## Work order:
Nothing but the lines from the start of the entries through the line containing "Frames 4 fs apart, positions in Å." should appear in the answer, each given exactly.

## Available data:
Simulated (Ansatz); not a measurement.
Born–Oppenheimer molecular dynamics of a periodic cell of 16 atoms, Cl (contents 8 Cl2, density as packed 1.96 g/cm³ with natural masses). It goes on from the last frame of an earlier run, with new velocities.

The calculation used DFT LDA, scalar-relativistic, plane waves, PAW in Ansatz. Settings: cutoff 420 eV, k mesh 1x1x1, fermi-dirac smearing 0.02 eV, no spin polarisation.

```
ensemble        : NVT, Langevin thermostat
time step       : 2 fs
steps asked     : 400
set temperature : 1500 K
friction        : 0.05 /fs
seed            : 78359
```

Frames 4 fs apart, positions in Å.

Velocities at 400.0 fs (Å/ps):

## Task response:
Simulated (Ansatz); not a measurement.
Born–Oppenheimer molecular dynamics of a periodic cell of 16 atoms, Cl (contents 8 Cl2, density as packed 1.96 g/cm³ with natural masses). It goes on from the last frame of an earlier run, with new velocities.

The calculation used DFT LDA, scalar-relativistic, plane waves, PAW in Ansatz. Settings: cutoff 420 eV, k mesh 1x1x1, fermi-dirac smearing 0.02 eV, no spin polarisation.

```
ensemble        : NVT, Langevin thermostat
time step       : 2 fs
steps asked     : 400
set temperature : 1500 K
friction        : 0.05 /fs
seed            : 78359
```

Frames 4 fs apart, positions in Å.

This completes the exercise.